_RECORDS PROVIDED_
..............................

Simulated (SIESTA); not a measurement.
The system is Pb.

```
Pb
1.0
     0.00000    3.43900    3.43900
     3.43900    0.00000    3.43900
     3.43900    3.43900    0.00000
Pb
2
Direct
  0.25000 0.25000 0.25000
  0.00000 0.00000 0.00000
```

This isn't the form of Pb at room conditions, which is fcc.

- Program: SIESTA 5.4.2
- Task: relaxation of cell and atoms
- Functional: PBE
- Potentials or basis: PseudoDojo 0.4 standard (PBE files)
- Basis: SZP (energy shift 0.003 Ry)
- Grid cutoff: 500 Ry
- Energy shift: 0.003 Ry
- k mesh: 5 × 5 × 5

..............................

Repeat the listing in full so that each line matches exactly.

_WORKED SOLUTION_
Simulated (SIESTA); not a measurement.
The system is Pb.

```
Pb
1.0
     0.00000    3.43900    3.43900
     3.43900    0.00000    3.43900
     3.43900    3.43900    0.00000
Pb
2
Direct
  0.25000 0.25000 0.25000
  0.00000 0.00000 0.00000
```

This isn't the form of Pb at room conditions, which is fcc.

- Program: SIESTA 5.4.2
- Task: relaxation of cell and atoms
- Functional: PBE
- Potentials or basis: PseudoDojo 0.4 standard (PBE files)
- Basis: SZP (energy shift 0.003 Ry)
- Grid cutoff: 500 Ry
- Energy shift: 0.003 Ry
- k mesh: 5 × 5 × 5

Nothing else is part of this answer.